## ACTIVITY
Lift out, unaltered, the lines of the material below between the line holding "Atoms are counted" and the line holding "## 2. B3LYP5/def2-SVP", counting both.

#### STUDY MATERIAL ####

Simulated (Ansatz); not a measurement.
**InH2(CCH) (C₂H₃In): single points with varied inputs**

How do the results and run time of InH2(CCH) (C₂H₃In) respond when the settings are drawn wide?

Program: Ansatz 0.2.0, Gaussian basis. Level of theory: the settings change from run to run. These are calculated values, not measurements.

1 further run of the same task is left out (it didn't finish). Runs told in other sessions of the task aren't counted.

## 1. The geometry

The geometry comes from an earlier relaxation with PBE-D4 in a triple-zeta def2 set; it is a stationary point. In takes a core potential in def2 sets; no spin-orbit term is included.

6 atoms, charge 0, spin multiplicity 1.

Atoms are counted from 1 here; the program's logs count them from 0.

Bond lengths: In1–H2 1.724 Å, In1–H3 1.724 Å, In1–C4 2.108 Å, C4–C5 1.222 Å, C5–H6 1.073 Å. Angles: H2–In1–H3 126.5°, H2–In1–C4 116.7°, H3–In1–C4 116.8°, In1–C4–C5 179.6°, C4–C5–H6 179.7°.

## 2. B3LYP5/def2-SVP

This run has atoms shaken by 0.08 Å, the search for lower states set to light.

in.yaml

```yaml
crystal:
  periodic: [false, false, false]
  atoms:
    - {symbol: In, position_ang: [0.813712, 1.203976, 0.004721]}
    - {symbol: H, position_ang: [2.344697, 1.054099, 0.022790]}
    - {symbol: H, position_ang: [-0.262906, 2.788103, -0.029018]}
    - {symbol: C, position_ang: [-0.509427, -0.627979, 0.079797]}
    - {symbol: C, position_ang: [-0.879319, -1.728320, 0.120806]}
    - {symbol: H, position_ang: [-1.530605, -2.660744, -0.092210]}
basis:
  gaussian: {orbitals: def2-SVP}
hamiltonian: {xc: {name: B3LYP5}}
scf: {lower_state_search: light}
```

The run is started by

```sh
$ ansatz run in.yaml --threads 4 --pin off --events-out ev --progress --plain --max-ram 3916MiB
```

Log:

####

## TASK ANSWER
Atoms are counted from 1 here; the program's logs count them from 0.

Bond lengths: In1–H2 1.724 Å, In1–H3 1.724 Å, In1–C4 2.108 Å, C4–C5 1.222 Å, C5–H6 1.073 Å. Angles: H2–In1–H3 126.5°, H2–In1–C4 116.7°, H3–In1–C4 116.8°, In1–C4–C5 179.6°, C4–C5–H6 179.7°.

## 2. B3LYP5/def2-SVP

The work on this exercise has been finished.